§ **TASK ITEM**: Print all of the records below again without a single difference.

§ **DATA EXTRACT**:
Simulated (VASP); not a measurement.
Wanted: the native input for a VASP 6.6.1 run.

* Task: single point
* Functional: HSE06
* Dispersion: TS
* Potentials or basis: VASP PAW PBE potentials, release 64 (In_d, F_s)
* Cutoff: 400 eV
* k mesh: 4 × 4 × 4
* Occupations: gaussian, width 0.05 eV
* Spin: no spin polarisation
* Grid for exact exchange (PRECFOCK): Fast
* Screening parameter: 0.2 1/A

§ **EXPECTED ANSWER**:
Simulated (VASP); not a measurement.
Wanted: the native input for a VASP 6.6.1 run.

* Task: single point
* Functional: HSE06
* Dispersion: TS
* Potentials or basis: VASP PAW PBE potentials, release 64 (In_d, F_s)
* Cutoff: 400 eV
* k mesh: 4 × 4 × 4
* Occupations: gaussian, width 0.05 eV
* Spin: no spin polarisation
* Grid for exact exchange (PRECFOCK): Fast
* Screening parameter: 0.2 1/A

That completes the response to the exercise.